> _Assigned task_: Every line from the top of the material through the line holding "and atoms, revPBE+D4**" should be copied exactly, and only those lines.

[[ Data under study open ]]

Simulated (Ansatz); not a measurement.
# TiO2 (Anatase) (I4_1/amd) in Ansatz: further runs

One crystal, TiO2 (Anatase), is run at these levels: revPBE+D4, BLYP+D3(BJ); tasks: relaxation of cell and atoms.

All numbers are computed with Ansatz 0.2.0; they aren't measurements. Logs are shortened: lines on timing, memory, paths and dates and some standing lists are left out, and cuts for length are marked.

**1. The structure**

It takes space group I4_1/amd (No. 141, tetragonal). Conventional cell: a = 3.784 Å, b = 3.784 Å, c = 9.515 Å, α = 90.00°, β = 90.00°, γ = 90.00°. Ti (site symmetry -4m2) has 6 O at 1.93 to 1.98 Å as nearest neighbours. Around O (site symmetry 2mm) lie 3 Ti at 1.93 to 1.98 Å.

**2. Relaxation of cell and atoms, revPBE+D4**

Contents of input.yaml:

[[ Data under study closed ]]

> _Task solution_:
Simulated (Ansatz); not a measurement.
# TiO2 (Anatase) (I4_1/amd) in Ansatz: further runs

One crystal, TiO2 (Anatase), is run at these levels: revPBE+D4, BLYP+D3(BJ); tasks: relaxation of cell and atoms.

All numbers are computed with Ansatz 0.2.0; they aren't measurements. Logs are shortened: lines on timing, memory, paths and dates and some standing lists are left out, and cuts for length are marked.

**1. The structure**

It takes space group I4_1/amd (No. 141, tetragonal). Conventional cell: a = 3.784 Å, b = 3.784 Å, c = 9.515 Å, α = 90.00°, β = 90.00°, γ = 90.00°. Ti (site symmetry -4m2) has 6 O at 1.93 to 1.98 Å as nearest neighbours. Around O (site symmetry 2mm) lie 3 Ti at 1.93 to 1.98 Å.

**2. Relaxation of cell and atoms, revPBE+D4**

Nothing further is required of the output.